**Activity**
Until you reach the line containing "none | 45.1 |", reproduce each line of the listing exactly, please, and include that line as well.

====

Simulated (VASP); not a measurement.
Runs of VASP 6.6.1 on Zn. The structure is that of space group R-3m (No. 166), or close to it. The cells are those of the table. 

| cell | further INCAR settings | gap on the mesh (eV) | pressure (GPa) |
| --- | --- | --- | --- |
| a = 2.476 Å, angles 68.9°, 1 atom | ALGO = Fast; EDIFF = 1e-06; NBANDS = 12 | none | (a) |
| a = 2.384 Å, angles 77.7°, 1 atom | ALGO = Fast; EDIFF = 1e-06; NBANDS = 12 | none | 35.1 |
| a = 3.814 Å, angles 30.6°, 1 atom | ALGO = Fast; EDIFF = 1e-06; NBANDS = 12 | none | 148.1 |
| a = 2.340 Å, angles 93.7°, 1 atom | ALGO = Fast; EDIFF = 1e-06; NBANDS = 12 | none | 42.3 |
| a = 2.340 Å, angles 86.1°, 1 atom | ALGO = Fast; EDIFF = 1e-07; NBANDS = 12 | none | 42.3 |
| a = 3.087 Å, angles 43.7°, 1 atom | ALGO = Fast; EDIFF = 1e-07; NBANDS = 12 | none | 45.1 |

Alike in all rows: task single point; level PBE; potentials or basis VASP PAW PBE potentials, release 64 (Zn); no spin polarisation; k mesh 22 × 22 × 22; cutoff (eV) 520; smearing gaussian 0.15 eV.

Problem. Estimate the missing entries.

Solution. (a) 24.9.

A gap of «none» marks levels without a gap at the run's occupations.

====

**Your response**
Simulated (VASP); not a measurement.
Runs of VASP 6.6.1 on Zn. The structure is that of space group R-3m (No. 166), or close to it. The cells are those of the table. 

| cell | further INCAR settings | gap on the mesh (eV) | pressure (GPa) |
| --- | --- | --- | --- |
| a = 2.476 Å, angles 68.9°, 1 atom | ALGO = Fast; EDIFF = 1e-06; NBANDS = 12 | none | (a) |
| a = 2.384 Å, angles 77.7°, 1 atom | ALGO = Fast; EDIFF = 1e-06; NBANDS = 12 | none | 35.1 |
| a = 3.814 Å, angles 30.6°, 1 atom | ALGO = Fast; EDIFF = 1e-06; NBANDS = 12 | none | 148.1 |
| a = 2.340 Å, angles 93.7°, 1 atom | ALGO = Fast; EDIFF = 1e-06; NBANDS = 12 | none | 42.3 |
| a = 2.340 Å, angles 86.1°, 1 atom | ALGO = Fast; EDIFF = 1e-07; NBANDS = 12 | none | 42.3 |
| a = 3.087 Å, angles 43.7°, 1 atom | ALGO = Fast; EDIFF = 1e-07; NBANDS = 12 | none | 45.1 |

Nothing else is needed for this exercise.